** Given records **
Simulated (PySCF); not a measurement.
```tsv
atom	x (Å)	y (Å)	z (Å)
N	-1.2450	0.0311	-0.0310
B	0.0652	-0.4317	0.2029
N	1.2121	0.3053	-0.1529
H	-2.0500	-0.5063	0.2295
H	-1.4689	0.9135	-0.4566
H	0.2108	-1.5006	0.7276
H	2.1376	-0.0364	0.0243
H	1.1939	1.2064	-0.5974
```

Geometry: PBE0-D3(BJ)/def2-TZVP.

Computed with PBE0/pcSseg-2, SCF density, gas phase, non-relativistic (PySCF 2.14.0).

** Exercise **
Each record is to be transcribed exactly and in full.

** Exercise response **
Simulated (PySCF); not a measurement.
```tsv
atom	x (Å)	y (Å)	z (Å)
N	-1.2450	0.0311	-0.0310
B	0.0652	-0.4317	0.2029
N	1.2121	0.3053	-0.1529
H	-2.0500	-0.5063	0.2295
H	-1.4689	0.9135	-0.4566
H	0.2108	-1.5006	0.7276
H	2.1376	-0.0364	0.0243
H	1.1939	1.2064	-0.5974
```

Geometry: PBE0-D3(BJ)/def2-TZVP.

Computed with PBE0/pcSseg-2, SCF density, gas phase, non-relativistic (PySCF 2.14.0).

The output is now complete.